## Study material
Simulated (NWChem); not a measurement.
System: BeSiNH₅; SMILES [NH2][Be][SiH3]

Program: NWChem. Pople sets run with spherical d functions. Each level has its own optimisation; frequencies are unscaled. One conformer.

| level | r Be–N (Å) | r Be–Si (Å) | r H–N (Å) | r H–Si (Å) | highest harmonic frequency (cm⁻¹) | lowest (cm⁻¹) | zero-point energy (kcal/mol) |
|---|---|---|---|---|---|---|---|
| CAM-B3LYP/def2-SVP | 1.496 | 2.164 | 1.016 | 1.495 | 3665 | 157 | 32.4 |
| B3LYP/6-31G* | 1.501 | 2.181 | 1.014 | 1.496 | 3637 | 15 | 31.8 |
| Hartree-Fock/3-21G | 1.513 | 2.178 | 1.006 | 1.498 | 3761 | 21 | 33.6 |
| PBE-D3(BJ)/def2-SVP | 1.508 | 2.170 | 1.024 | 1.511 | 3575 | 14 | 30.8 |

## Work order
Output should match, line for line, the stretch of the material above from the line holding "157 | 32.4 |" through the line holding "21 | 33.6 |".

## Written solution
| CAM-B3LYP/def2-SVP | 1.496 | 2.164 | 1.016 | 1.495 | 3665 | 157 | 32.4 |
| B3LYP/6-31G* | 1.501 | 2.181 | 1.014 | 1.496 | 3637 | 15 | 31.8 |
| Hartree-Fock/3-21G | 1.513 | 2.178 | 1.006 | 1.498 | 3761 | 21 | 33.6 |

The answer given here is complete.